──────── DATA TO EXAMINE
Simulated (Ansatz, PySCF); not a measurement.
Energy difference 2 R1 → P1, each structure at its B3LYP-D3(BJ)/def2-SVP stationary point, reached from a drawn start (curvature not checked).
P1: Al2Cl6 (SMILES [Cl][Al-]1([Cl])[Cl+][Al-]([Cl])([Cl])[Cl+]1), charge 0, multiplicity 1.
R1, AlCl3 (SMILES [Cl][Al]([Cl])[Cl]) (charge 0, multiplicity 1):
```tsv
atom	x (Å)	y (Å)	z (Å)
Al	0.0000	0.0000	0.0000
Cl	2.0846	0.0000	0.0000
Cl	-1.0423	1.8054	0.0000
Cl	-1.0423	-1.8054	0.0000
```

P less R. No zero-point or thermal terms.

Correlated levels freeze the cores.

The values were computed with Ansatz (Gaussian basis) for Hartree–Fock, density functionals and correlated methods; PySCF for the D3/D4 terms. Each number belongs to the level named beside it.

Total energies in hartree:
────────────────

Set the entries down again, unchanged and complete.

> _EXERCISE RESPONSE_
Simulated (Ansatz, PySCF); not a measurement.
Energy difference 2 R1 → P1, each structure at its B3LYP-D3(BJ)/def2-SVP stationary point, reached from a drawn start (curvature not checked).
P1: Al2Cl6 (SMILES [Cl][Al-]1([Cl])[Cl+][Al-]([Cl])([Cl])[Cl+]1), charge 0, multiplicity 1.
R1, AlCl3 (SMILES [Cl][Al]([Cl])[Cl]) (charge 0, multiplicity 1):
```tsv
atom	x (Å)	y (Å)	z (Å)
Al	0.0000	0.0000	0.0000
Cl	2.0846	0.0000	0.0000
Cl	-1.0423	1.8054	0.0000
Cl	-1.0423	-1.8054	0.0000
```

P less R. No zero-point or thermal terms.

Correlated levels freeze the cores.

The values were computed with Ansatz (Gaussian basis) for Hartree–Fock, density functionals and correlated methods; PySCF for the D3/D4 terms. Each number belongs to the level named beside it.

Total energies in hartree:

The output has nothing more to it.